### ACTIVITY
Repeat every entry below exactly.

SOURCE MATERIAL below:

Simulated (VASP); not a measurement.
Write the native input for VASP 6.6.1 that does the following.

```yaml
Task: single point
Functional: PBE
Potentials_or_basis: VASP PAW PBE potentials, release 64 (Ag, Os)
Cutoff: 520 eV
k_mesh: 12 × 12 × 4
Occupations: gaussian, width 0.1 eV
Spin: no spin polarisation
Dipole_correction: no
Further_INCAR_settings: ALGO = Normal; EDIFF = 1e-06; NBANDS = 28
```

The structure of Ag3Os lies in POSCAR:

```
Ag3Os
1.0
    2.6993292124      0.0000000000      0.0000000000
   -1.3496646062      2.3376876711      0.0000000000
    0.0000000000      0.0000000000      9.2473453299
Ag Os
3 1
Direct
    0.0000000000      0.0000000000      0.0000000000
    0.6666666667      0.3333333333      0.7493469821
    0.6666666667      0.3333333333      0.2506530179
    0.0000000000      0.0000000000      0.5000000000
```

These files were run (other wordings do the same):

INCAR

End of SOURCE MATERIAL.

### WRITTEN SOLUTION
Simulated (VASP); not a measurement.
Write the native input for VASP 6.6.1 that does the following.

```yaml
Task: single point
Functional: PBE
Potentials_or_basis: VASP PAW PBE potentials, release 64 (Ag, Os)
Cutoff: 520 eV
k_mesh: 12 × 12 × 4
Occupations: gaussian, width 0.1 eV
Spin: no spin polarisation
Dipole_correction: no
Further_INCAR_settings: ALGO = Normal; EDIFF = 1e-06; NBANDS = 28
```

The structure of Ag3Os lies in POSCAR:

```
Ag3Os
1.0
    2.6993292124      0.0000000000      0.0000000000
   -1.3496646062      2.3376876711      0.0000000000
    0.0000000000      0.0000000000      9.2473453299
Ag Os
3 1
Direct
    0.0000000000      0.0000000000      0.0000000000
    0.6666666667      0.3333333333      0.7493469821
    0.6666666667      0.3333333333      0.2506530179
    0.0000000000      0.0000000000      0.5000000000
```

These files were run (other wordings do the same):

INCAR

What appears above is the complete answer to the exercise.